Up to and including the line that contains "## 1. Starting point", write out each line of the material from its first line, exactly.

○ ○ ○ ○ ○
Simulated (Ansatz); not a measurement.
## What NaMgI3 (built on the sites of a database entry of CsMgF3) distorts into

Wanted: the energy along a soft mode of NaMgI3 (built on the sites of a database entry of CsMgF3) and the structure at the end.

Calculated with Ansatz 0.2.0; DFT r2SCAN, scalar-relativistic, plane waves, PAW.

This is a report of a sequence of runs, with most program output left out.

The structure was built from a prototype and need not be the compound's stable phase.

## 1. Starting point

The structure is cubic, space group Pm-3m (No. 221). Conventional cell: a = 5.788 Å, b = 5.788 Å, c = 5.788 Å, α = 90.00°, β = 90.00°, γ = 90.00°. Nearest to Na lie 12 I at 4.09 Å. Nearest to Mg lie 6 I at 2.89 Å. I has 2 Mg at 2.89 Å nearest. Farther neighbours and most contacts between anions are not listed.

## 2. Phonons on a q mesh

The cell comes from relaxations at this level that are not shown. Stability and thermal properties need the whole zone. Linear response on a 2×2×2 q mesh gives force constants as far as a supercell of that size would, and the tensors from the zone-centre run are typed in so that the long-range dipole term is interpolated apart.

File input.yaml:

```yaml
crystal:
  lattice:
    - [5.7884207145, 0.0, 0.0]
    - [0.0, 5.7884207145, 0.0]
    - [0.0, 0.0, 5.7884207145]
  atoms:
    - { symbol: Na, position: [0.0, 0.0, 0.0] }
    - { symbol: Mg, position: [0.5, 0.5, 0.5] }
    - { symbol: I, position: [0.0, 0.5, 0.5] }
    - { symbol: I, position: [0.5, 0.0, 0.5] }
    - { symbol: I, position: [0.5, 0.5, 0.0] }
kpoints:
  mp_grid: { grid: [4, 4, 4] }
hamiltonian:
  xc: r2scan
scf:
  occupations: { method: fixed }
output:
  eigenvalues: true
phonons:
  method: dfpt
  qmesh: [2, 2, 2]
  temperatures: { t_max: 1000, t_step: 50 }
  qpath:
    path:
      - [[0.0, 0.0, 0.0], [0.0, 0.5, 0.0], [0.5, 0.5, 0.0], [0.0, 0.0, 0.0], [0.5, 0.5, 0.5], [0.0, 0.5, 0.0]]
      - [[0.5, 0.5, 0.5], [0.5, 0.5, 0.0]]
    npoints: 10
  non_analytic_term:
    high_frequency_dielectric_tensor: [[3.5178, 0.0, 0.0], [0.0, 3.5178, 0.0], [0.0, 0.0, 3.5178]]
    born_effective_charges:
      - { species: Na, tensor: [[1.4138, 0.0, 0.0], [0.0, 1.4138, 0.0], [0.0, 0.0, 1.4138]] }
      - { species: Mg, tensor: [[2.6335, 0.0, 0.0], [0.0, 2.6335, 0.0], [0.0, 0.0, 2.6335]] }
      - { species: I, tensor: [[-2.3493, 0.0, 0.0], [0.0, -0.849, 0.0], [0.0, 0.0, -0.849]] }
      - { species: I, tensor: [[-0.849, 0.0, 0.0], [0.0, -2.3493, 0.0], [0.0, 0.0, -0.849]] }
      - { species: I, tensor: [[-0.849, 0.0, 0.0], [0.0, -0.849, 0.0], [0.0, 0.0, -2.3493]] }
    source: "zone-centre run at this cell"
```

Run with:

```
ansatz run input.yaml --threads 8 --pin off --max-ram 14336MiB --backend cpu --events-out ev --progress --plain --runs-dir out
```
○ ○ ○ ○ ○

> _EXPECTED ANSWER_
Simulated (Ansatz); not a measurement.
## What NaMgI3 (built on the sites of a database entry of CsMgF3) distorts into

Wanted: the energy along a soft mode of NaMgI3 (built on the sites of a database entry of CsMgF3) and the structure at the end.

Calculated with Ansatz 0.2.0; DFT r2SCAN, scalar-relativistic, plane waves, PAW.

This is a report of a sequence of runs, with most program output left out.

The structure was built from a prototype and need not be the compound's stable phase.

## 1. Starting point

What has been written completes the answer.